▸ **Extracted entries**
▽

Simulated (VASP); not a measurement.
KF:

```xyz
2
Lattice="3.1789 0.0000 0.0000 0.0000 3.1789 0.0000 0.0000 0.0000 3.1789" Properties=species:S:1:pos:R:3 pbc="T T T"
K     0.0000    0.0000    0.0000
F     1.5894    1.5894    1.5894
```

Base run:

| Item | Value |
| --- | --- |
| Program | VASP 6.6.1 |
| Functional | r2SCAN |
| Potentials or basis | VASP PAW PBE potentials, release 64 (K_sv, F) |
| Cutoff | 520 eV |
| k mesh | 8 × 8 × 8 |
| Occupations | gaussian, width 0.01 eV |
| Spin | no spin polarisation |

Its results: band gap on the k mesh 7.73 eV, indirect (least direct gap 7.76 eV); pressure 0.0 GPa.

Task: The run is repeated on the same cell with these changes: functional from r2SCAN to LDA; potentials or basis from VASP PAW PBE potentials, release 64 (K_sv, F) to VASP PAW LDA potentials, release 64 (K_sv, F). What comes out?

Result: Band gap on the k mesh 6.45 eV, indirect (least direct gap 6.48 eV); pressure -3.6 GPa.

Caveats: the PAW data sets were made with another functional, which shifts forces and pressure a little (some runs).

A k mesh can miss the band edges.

△

▸ **Action item**
Copy out the lines above exactly, beginning at the one that contains "VASP 6.6.1 |" and ending at the one that contains "Result: Band gap".

▸ **Exercise solution**
| Program | VASP 6.6.1 |
| Functional | r2SCAN |
| Potentials or basis | VASP PAW PBE potentials, release 64 (K_sv, F) |
| Cutoff | 520 eV |
| k mesh | 8 × 8 × 8 |
| Occupations | gaussian, width 0.01 eV |
| Spin | no spin polarisation |

Its results: band gap on the k mesh 7.73 eV, indirect (least direct gap 7.76 eV); pressure 0.0 GPa.

Task: The run is repeated on the same cell with these changes: functional from r2SCAN to LDA; potentials or basis from VASP PAW PBE potentials, release 64 (K_sv, F) to VASP PAW LDA potentials, release 64 (K_sv, F). What comes out?

Result: Band gap on the k mesh 6.45 eV, indirect (least direct gap 6.48 eV); pressure -3.6 GPa.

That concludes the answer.